ACTION ITEM: Here is a listing; restate all of it exactly.

EXCERPTED DATA:
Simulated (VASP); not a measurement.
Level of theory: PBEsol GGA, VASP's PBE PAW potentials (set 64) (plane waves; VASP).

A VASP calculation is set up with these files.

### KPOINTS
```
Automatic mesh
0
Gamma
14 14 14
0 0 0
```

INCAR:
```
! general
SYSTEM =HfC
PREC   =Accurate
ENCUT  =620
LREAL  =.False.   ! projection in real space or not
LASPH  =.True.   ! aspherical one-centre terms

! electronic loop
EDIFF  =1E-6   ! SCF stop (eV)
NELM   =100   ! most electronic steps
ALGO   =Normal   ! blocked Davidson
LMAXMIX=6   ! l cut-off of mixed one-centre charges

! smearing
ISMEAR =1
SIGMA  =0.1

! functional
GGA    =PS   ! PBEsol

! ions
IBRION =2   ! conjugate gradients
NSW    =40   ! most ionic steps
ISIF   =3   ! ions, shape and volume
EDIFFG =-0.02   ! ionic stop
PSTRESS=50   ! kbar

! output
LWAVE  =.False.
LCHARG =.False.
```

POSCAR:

SOLUTION:
Simulated (VASP); not a measurement.
Level of theory: PBEsol GGA, VASP's PBE PAW potentials (set 64) (plane waves; VASP).

A VASP calculation is set up with these files.

### KPOINTS
```
Automatic mesh
0
Gamma
14 14 14
0 0 0
```

INCAR:
```
! general
SYSTEM =HfC
PREC   =Accurate
ENCUT  =620
LREAL  =.False.   ! projection in real space or not
LASPH  =.True.   ! aspherical one-centre terms

! electronic loop
EDIFF  =1E-6   ! SCF stop (eV)
NELM   =100   ! most electronic steps
ALGO   =Normal   ! blocked Davidson
LMAXMIX=6   ! l cut-off of mixed one-centre charges

! smearing
ISMEAR =1
SIGMA  =0.1

! functional
GGA    =PS   ! PBEsol

! ions
IBRION =2   ! conjugate gradients
NSW    =40   ! most ionic steps
ISIF   =3   ! ions, shape and volume
EDIFFG =-0.02   ! ionic stop
PSTRESS=50   ! kbar

! output
LWAVE  =.False.
LCHARG =.False.
```

POSCAR:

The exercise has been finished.